§ **Requirement**:
The response should be the lines of the data, starting at the first and ending at the one that contains "Computed with Ansatz, DFT", copied without change.

= Beginning of Section =

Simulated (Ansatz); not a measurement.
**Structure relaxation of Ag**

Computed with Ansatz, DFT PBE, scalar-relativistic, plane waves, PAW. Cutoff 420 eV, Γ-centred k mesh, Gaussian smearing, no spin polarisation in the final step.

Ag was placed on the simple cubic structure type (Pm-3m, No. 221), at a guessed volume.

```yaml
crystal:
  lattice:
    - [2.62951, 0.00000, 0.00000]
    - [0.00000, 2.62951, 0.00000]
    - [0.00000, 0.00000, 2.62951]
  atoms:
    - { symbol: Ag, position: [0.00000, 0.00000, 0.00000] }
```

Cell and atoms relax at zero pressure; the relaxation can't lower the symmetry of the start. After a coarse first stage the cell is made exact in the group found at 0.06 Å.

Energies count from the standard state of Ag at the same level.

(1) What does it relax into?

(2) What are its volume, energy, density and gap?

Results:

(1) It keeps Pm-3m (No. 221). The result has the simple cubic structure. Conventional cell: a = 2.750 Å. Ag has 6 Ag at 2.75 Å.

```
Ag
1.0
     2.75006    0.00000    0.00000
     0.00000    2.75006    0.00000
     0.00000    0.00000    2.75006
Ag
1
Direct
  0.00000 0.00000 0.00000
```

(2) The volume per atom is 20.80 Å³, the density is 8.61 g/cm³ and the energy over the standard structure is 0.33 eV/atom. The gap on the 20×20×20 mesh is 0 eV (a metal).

= End of Section =

§ **Solution**:
Simulated (Ansatz); not a measurement.
**Structure relaxation of Ag**

Computed with Ansatz, DFT PBE, scalar-relativistic, plane waves, PAW. Cutoff 420 eV, Γ-centred k mesh, Gaussian smearing, no spin polarisation in the final step.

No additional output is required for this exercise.